■ EXERCISE ■
Whatever appears in the data below, copy it exactly.

┄┄┄┄┄┄

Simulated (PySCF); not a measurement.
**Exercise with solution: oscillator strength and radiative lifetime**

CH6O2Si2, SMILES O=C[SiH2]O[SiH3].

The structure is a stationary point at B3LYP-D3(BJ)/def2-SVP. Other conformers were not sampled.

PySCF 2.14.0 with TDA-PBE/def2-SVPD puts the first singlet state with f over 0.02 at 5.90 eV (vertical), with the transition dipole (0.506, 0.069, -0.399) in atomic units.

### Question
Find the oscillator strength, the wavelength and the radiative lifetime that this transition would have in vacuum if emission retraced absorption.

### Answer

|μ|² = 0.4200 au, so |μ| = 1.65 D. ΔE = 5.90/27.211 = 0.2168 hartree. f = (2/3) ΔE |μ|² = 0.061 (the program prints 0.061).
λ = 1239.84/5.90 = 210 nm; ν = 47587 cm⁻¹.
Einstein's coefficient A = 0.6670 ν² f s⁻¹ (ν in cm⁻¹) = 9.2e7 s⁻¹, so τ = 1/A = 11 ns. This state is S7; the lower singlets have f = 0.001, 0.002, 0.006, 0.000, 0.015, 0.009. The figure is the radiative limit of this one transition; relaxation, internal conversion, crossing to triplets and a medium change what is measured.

┄┄┄┄┄┄

■ EXERCISE RESULT ■
Simulated (PySCF); not a measurement.
**Exercise with solution: oscillator strength and radiative lifetime**

CH6O2Si2, SMILES O=C[SiH2]O[SiH3].

The structure is a stationary point at B3LYP-D3(BJ)/def2-SVP. Other conformers were not sampled.

PySCF 2.14.0 with TDA-PBE/def2-SVPD puts the first singlet state with f over 0.02 at 5.90 eV (vertical), with the transition dipole (0.506, 0.069, -0.399) in atomic units.

### Question
Find the oscillator strength, the wavelength and the radiative lifetime that this transition would have in vacuum if emission retraced absorption.

### Answer

|μ|² = 0.4200 au, so |μ| = 1.65 D. ΔE = 5.90/27.211 = 0.2168 hartree. f = (2/3) ΔE |μ|² = 0.061 (the program prints 0.061).
λ = 1239.84/5.90 = 210 nm; ν = 47587 cm⁻¹.
Einstein's coefficient A = 0.6670 ν² f s⁻¹ (ν in cm⁻¹) = 9.2e7 s⁻¹, so τ = 1/A = 11 ns. This state is S7; the lower singlets have f = 0.001, 0.002, 0.006, 0.000, 0.015, 0.009. The figure is the radiative limit of this one transition; relaxation, internal conversion, crossing to triplets and a medium change what is measured.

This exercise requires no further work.